What is needed is the whole of the data, set down exactly.

===
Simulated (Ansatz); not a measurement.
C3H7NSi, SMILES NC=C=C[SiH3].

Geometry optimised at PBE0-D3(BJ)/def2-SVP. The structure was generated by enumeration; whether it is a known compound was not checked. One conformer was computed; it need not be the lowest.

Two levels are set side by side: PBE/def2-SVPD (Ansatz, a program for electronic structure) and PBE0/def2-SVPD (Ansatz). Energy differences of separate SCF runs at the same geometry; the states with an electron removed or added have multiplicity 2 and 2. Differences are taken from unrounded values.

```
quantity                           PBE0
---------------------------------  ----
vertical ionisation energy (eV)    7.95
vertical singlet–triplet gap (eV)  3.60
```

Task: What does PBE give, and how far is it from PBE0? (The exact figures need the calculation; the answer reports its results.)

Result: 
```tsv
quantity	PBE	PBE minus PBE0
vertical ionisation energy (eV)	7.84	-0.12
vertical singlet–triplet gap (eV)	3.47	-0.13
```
===

**EXPECTED ANSWER**
Simulated (Ansatz); not a measurement.
C3H7NSi, SMILES NC=C=C[SiH3].

Geometry optimised at PBE0-D3(BJ)/def2-SVP. The structure was generated by enumeration; whether it is a known compound was not checked. One conformer was computed; it need not be the lowest.

Two levels are set side by side: PBE/def2-SVPD (Ansatz, a program for electronic structure) and PBE0/def2-SVPD (Ansatz). Energy differences of separate SCF runs at the same geometry; the states with an electron removed or added have multiplicity 2 and 2. Differences are taken from unrounded values.

```
quantity                           PBE0
---------------------------------  ----
vertical ionisation energy (eV)    7.95
vertical singlet–triplet gap (eV)  3.60
```

Task: What does PBE give, and how far is it from PBE0? (The exact figures need the calculation; the answer reports its results.)

Result: 
```tsv
quantity	PBE	PBE minus PBE0
vertical ionisation energy (eV)	7.84	-0.12
vertical singlet–triplet gap (eV)	3.47	-0.13
```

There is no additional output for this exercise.